Available data:
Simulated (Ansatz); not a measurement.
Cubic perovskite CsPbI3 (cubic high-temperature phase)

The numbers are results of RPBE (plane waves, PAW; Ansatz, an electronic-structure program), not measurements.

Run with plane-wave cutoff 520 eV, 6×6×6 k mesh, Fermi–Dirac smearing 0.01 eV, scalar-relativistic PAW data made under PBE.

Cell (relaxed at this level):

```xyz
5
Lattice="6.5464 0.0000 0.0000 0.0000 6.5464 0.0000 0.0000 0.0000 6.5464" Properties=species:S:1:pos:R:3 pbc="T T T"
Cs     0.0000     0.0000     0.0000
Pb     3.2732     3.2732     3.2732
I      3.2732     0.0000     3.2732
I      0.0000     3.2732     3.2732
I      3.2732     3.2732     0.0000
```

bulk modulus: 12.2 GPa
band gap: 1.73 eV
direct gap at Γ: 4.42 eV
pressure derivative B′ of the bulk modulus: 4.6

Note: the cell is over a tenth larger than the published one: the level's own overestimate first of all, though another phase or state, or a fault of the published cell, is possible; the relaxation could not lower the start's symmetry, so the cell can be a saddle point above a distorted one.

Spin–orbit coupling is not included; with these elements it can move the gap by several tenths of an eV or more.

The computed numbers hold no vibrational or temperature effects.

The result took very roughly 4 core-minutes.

Exercise: When you reach the line that contains "The numbers are", stop; that line and every line before it, from the very first line of the data, should be restated word for word.

Exercise answer:
Simulated (Ansatz); not a measurement.
Cubic perovskite CsPbI3 (cubic high-temperature phase)

The numbers are results of RPBE (plane waves, PAW; Ansatz, an electronic-structure program), not measurements.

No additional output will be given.